- Assigned task -
An identical copy of all the records is what the answer must contain.

- Provided records -
- - - -

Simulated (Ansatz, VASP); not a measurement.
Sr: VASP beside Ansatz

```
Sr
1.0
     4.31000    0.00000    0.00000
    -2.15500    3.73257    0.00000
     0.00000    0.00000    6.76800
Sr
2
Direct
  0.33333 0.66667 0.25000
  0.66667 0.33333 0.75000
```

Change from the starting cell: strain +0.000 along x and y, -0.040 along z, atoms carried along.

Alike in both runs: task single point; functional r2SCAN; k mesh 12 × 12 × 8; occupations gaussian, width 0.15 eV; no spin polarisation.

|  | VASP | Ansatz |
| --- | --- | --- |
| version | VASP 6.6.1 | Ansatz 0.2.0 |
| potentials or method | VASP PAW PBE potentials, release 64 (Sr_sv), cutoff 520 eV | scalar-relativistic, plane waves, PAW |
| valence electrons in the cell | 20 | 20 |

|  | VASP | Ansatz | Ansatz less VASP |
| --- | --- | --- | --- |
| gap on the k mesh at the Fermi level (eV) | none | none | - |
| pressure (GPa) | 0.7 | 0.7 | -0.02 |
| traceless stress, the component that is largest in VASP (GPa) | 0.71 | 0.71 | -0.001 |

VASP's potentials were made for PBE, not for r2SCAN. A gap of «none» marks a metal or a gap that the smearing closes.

- - - -

- Answer section -
Simulated (Ansatz, VASP); not a measurement.
Sr: VASP beside Ansatz

```
Sr
1.0
     4.31000    0.00000    0.00000
    -2.15500    3.73257    0.00000
     0.00000    0.00000    6.76800
Sr
2
Direct
  0.33333 0.66667 0.25000
  0.66667 0.33333 0.75000
```

Change from the starting cell: strain +0.000 along x and y, -0.040 along z, atoms carried along.

Alike in both runs: task single point; functional r2SCAN; k mesh 12 × 12 × 8; occupations gaussian, width 0.15 eV; no spin polarisation.

|  | VASP | Ansatz |
| --- | --- | --- |
| version | VASP 6.6.1 | Ansatz 0.2.0 |
| potentials or method | VASP PAW PBE potentials, release 64 (Sr_sv), cutoff 520 eV | scalar-relativistic, plane waves, PAW |
| valence electrons in the cell | 20 | 20 |

|  | VASP | Ansatz | Ansatz less VASP |
| --- | --- | --- | --- |
| gap on the k mesh at the Fermi level (eV) | none | none | - |
| pressure (GPa) | 0.7 | 0.7 | -0.02 |
| traceless stress, the component that is largest in VASP (GPa) | 0.71 | 0.71 | -0.001 |

VASP's potentials were made for PBE, not for r2SCAN. A gap of «none» marks a metal or a gap that the smearing closes.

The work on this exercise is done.